INFORMATION SUPPLIED ->
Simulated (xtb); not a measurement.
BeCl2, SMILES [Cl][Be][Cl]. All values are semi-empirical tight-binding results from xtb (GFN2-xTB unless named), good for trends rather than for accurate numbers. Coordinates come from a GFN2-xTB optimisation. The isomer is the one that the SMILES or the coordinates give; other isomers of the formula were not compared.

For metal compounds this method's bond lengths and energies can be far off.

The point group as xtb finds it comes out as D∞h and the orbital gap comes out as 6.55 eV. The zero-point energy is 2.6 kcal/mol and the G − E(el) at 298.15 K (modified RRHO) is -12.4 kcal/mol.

WORK REQUEST -> As listed above, the lines from the line with "BeCl2, SMILES [Cl][Be][Cl]." to the line with "For metal compounds" are to be echoed exactly, with both ends included and nothing added.

EXERCISE RESPONSE ->
BeCl2, SMILES [Cl][Be][Cl]. All values are semi-empirical tight-binding results from xtb (GFN2-xTB unless named), good for trends rather than for accurate numbers. Coordinates come from a GFN2-xTB optimisation. The isomer is the one that the SMILES or the coordinates give; other isomers of the formula were not compared.

For metal compounds this method's bond lengths and energies can be far off.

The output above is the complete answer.